(BRIEF):
Each entry below should be retyped exactly as given.

** EXTRACTED RECORDS follows **

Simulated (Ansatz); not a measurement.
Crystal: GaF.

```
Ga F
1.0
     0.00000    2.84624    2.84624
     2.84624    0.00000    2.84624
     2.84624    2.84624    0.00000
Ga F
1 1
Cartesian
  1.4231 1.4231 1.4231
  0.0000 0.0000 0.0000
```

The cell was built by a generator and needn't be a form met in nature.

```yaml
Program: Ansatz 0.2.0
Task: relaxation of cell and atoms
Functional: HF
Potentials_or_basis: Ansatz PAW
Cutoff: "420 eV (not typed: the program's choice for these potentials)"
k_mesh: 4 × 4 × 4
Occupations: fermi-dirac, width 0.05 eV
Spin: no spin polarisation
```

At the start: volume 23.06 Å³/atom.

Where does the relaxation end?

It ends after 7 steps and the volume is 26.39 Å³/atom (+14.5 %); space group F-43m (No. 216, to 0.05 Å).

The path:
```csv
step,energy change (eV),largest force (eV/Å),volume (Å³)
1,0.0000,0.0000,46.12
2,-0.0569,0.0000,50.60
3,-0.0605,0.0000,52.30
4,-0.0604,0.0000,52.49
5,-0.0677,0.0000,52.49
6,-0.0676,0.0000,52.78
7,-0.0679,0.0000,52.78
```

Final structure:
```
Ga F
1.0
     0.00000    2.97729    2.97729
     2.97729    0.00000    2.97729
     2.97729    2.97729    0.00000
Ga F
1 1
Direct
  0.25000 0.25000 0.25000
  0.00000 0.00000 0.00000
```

** End of EXTRACTED RECORDS **

(EXERCISE OUTPUT):
Simulated (Ansatz); not a measurement.
Crystal: GaF.

```
Ga F
1.0
     0.00000    2.84624    2.84624
     2.84624    0.00000    2.84624
     2.84624    2.84624    0.00000
Ga F
1 1
Cartesian
  1.4231 1.4231 1.4231
  0.0000 0.0000 0.0000
```

The cell was built by a generator and needn't be a form met in nature.

```yaml
Program: Ansatz 0.2.0
Task: relaxation of cell and atoms
Functional: HF
Potentials_or_basis: Ansatz PAW
Cutoff: "420 eV (not typed: the program's choice for these potentials)"
k_mesh: 4 × 4 × 4
Occupations: fermi-dirac, width 0.05 eV
Spin: no spin polarisation
```

At the start: volume 23.06 Å³/atom.

Where does the relaxation end?

It ends after 7 steps and the volume is 26.39 Å³/atom (+14.5 %); space group F-43m (No. 216, to 0.05 Å).

The path:
```csv
step,energy change (eV),largest force (eV/Å),volume (Å³)
1,0.0000,0.0000,46.12
2,-0.0569,0.0000,50.60
3,-0.0605,0.0000,52.30
4,-0.0604,0.0000,52.49
5,-0.0677,0.0000,52.49
6,-0.0676,0.0000,52.78
7,-0.0679,0.0000,52.78
```

Final structure:
```
Ga F
1.0
     0.00000    2.97729    2.97729
     2.97729    0.00000    2.97729
     2.97729    2.97729    0.00000
Ga F
1 1
Direct
  0.25000 0.25000 0.25000
  0.00000 0.00000 0.00000
```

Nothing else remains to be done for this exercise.